- _Assignment_: Print the lines in the listing below that fall between the line with "POTCAR, in this" and the line with "Q: What will", those two lines included, exactly as they stand and with nothing else.

Material supplied section start

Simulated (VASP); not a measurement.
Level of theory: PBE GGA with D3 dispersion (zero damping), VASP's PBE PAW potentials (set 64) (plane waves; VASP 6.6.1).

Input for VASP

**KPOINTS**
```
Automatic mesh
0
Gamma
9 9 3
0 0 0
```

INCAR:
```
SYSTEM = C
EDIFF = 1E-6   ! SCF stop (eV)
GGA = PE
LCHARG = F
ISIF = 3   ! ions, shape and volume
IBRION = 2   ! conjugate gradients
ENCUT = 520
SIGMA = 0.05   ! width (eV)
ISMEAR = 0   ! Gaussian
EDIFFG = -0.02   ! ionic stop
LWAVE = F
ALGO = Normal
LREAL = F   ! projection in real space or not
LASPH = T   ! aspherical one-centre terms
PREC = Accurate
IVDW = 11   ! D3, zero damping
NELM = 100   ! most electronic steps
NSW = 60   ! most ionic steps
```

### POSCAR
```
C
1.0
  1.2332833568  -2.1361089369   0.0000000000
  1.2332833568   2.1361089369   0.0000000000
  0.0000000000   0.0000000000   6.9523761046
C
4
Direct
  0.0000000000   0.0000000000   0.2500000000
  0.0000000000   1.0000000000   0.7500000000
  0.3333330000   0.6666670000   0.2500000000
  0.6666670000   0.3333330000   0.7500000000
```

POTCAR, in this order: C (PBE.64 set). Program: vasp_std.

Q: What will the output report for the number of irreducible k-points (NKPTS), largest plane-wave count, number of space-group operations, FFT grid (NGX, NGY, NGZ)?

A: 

Material supplied section end

- _Answer area_:
POTCAR, in this order: C (PBE.64 set). Program: vasp_std.

Q: What will the output report for the number of irreducible k-points (NKPTS), largest plane-wave count, number of space-group operations, FFT grid (NGX, NGY, NGZ)?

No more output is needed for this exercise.